In full and without alteration, print the entries.

Supplied entries -

+===+

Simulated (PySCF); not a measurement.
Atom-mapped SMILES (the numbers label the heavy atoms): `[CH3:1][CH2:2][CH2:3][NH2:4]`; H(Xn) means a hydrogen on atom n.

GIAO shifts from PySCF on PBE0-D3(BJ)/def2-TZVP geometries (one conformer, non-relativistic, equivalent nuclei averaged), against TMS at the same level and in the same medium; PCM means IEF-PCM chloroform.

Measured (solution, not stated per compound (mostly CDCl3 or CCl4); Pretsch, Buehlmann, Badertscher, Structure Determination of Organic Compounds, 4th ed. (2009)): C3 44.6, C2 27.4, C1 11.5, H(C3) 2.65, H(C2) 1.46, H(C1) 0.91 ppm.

+===+

Task result -
Simulated (PySCF); not a measurement.
Atom-mapped SMILES (the numbers label the heavy atoms): `[CH3:1][CH2:2][CH2:3][NH2:4]`; H(Xn) means a hydrogen on atom n.

GIAO shifts from PySCF on PBE0-D3(BJ)/def2-TZVP geometries (one conformer, non-relativistic, equivalent nuclei averaged), against TMS at the same level and in the same medium; PCM means IEF-PCM chloroform.

Measured (solution, not stated per compound (mostly CDCl3 or CCl4); Pretsch, Buehlmann, Badertscher, Structure Determination of Organic Compounds, 4th ed. (2009)): C3 44.6, C2 27.4, C1 11.5, H(C3) 2.65, H(C2) 1.46, H(C1) 0.91 ppm.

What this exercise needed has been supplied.